** EXERCISE **
Starting at the first line of the listing below and ending at the line with "### 2 Single point, PBE+D3(BJ)", copy each line exactly.

-- Opening Marker --

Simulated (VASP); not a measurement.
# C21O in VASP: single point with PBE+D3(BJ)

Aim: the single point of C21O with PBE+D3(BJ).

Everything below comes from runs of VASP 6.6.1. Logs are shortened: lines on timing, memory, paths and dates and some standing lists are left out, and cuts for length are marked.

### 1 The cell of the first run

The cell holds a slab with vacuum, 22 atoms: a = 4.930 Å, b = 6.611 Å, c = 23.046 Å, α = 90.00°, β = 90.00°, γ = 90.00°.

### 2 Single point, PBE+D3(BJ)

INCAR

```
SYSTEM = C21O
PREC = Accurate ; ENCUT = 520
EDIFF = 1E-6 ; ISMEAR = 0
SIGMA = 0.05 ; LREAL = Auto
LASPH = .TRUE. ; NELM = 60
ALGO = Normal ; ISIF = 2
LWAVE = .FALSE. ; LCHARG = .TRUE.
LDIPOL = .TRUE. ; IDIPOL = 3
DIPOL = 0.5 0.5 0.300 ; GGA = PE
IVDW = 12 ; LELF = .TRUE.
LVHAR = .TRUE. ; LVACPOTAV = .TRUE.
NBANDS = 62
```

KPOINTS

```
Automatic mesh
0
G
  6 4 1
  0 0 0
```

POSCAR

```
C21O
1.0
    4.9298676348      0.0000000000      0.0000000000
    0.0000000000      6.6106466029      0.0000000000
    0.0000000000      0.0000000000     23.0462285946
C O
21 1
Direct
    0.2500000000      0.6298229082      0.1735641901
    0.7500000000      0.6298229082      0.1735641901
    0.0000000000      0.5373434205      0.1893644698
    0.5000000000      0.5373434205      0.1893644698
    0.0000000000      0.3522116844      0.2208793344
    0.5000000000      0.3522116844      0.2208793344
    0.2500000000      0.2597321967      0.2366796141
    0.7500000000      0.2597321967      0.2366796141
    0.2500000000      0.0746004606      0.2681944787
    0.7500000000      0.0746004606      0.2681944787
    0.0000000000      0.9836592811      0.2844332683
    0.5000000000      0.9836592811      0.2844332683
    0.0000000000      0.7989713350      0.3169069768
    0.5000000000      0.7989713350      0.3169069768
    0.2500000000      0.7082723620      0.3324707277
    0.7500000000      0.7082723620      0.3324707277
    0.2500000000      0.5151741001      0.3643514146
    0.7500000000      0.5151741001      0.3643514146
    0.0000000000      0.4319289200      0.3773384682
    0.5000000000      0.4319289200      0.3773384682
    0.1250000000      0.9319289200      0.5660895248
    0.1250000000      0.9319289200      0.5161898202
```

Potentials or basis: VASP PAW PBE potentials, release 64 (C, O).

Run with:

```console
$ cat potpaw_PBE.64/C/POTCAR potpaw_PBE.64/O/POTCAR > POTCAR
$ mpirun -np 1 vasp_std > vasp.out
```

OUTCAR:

-- Closing Marker --

** REPLY **
Simulated (VASP); not a measurement.
# C21O in VASP: single point with PBE+D3(BJ)

Aim: the single point of C21O with PBE+D3(BJ).

Everything below comes from runs of VASP 6.6.1. Logs are shortened: lines on timing, memory, paths and dates and some standing lists are left out, and cuts for length are marked.

### 1 The cell of the first run

The cell holds a slab with vacuum, 22 atoms: a = 4.930 Å, b = 6.611 Å, c = 23.046 Å, α = 90.00°, β = 90.00°, γ = 90.00°.

### 2 Single point, PBE+D3(BJ)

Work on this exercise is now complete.